Work request — Of the material below, the lines to be retyped are those from the line containing "Hartree-Fock and CCSD(T)" through the line containing "with the run.", inclusive; reproduce them exactly.

----------

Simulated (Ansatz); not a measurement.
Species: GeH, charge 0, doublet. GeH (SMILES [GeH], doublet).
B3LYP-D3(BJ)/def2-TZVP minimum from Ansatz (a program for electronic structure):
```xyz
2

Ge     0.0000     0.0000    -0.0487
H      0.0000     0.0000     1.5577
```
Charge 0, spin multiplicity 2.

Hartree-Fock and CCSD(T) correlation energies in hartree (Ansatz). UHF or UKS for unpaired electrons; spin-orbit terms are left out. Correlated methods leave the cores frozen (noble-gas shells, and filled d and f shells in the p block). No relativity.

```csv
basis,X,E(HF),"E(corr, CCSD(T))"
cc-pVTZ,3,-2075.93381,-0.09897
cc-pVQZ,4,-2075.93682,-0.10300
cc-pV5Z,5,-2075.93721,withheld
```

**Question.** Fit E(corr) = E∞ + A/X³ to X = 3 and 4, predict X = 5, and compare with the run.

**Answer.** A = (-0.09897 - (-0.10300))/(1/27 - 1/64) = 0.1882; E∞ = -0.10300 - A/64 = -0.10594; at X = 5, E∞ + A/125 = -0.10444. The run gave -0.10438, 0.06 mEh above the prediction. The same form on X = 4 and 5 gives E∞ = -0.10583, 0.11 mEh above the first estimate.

----------

Exercise output —
Hartree-Fock and CCSD(T) correlation energies in hartree (Ansatz). UHF or UKS for unpaired electrons; spin-orbit terms are left out. Correlated methods leave the cores frozen (noble-gas shells, and filled d and f shells in the p block). No relativity.

```csv
basis,X,E(HF),"E(corr, CCSD(T))"
cc-pVTZ,3,-2075.93381,-0.09897
cc-pVQZ,4,-2075.93682,-0.10300
cc-pV5Z,5,-2075.93721,withheld
```

**Question.** Fit E(corr) = E∞ + A/X³ to X = 3 and 4, predict X = 5, and compare with the run.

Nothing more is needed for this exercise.